▸ Action item: Word for word, transcribe every line below.

---+---

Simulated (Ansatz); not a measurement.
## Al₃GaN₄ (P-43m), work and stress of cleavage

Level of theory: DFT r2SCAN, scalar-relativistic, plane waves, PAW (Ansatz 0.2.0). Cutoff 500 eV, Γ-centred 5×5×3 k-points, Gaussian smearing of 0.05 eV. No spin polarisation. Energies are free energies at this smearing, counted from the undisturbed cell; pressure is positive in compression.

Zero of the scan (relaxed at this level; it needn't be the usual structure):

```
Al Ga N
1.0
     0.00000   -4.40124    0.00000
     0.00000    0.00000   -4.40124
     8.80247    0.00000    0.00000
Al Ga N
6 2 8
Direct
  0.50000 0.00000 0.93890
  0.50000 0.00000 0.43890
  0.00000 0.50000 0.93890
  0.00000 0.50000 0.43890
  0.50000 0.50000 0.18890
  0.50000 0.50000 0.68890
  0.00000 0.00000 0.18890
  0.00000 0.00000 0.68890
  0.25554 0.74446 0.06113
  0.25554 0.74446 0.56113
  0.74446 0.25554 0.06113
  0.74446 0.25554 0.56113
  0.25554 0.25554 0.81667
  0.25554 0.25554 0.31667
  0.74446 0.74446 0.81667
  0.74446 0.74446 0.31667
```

---+---

▸ Problem solution:
Simulated (Ansatz); not a measurement.
## Al₃GaN₄ (P-43m), work and stress of cleavage

Level of theory: DFT r2SCAN, scalar-relativistic, plane waves, PAW (Ansatz 0.2.0). Cutoff 500 eV, Γ-centred 5×5×3 k-points, Gaussian smearing of 0.05 eV. No spin polarisation. Energies are free energies at this smearing, counted from the undisturbed cell; pressure is positive in compression.

Zero of the scan (relaxed at this level; it needn't be the usual structure):

```
Al Ga N
1.0
     0.00000   -4.40124    0.00000
     0.00000    0.00000   -4.40124
     8.80247    0.00000    0.00000
Al Ga N
6 2 8
Direct
  0.50000 0.00000 0.93890
  0.50000 0.00000 0.43890
  0.00000 0.50000 0.93890
  0.00000 0.50000 0.43890
  0.50000 0.50000 0.18890
  0.50000 0.50000 0.68890
  0.00000 0.00000 0.18890
  0.00000 0.00000 0.68890
  0.25554 0.74446 0.06113
  0.25554 0.74446 0.56113
  0.74446 0.25554 0.06113
  0.74446 0.25554 0.56113
  0.25554 0.25554 0.81667
  0.25554 0.25554 0.31667
  0.74446 0.74446 0.81667
  0.74446 0.74446 0.31667
```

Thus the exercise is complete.